Exercise:
With the first line as the start and the line containing "VASP 6.6.1 |" as the end, write out every line of the records exactly.

Excerpted records:
▬▬▬
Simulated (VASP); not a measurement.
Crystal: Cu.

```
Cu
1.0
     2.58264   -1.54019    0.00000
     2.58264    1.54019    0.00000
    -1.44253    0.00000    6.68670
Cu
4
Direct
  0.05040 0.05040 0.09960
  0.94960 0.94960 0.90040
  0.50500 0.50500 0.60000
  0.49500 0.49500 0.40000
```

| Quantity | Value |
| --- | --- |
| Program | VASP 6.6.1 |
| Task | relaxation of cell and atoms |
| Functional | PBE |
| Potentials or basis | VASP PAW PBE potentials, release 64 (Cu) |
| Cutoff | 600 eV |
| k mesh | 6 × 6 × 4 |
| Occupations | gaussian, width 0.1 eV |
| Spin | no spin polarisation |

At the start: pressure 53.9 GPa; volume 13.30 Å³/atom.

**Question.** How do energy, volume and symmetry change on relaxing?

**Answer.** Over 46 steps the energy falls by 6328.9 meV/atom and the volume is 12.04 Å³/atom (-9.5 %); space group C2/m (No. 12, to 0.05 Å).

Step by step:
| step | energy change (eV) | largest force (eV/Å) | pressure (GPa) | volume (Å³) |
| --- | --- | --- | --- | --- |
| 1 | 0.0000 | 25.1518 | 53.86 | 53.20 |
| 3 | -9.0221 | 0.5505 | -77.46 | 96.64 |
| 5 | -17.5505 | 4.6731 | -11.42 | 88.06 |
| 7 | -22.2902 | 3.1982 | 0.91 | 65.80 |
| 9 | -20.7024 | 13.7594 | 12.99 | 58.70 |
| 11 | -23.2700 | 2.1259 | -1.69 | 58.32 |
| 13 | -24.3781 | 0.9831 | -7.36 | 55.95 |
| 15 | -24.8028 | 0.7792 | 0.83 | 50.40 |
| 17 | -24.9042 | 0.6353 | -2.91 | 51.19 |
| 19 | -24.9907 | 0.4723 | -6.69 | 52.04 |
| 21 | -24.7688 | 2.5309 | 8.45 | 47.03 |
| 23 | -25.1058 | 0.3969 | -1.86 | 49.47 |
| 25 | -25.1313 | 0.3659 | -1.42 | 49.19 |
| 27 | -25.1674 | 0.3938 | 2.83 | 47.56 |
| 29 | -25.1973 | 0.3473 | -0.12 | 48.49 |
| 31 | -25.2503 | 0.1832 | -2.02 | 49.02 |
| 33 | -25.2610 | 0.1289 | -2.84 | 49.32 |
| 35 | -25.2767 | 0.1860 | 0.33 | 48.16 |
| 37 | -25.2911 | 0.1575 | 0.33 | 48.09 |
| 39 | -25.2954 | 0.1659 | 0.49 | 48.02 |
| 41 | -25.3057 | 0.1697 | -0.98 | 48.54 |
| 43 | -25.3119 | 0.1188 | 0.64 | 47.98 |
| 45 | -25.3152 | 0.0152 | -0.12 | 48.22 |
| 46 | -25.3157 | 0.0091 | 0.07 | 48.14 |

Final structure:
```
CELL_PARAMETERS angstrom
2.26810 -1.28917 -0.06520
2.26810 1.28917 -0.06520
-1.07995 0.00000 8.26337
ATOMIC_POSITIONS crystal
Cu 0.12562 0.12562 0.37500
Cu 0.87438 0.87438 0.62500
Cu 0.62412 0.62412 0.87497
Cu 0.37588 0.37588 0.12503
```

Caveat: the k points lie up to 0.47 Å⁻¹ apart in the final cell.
▬▬▬

Expected answer:
Simulated (VASP); not a measurement.
Crystal: Cu.

```
Cu
1.0
     2.58264   -1.54019    0.00000
     2.58264    1.54019    0.00000
    -1.44253    0.00000    6.68670
Cu
4
Direct
  0.05040 0.05040 0.09960
  0.94960 0.94960 0.90040
  0.50500 0.50500 0.60000
  0.49500 0.49500 0.40000
```

| Quantity | Value |
| --- | --- |
| Program | VASP 6.6.1 |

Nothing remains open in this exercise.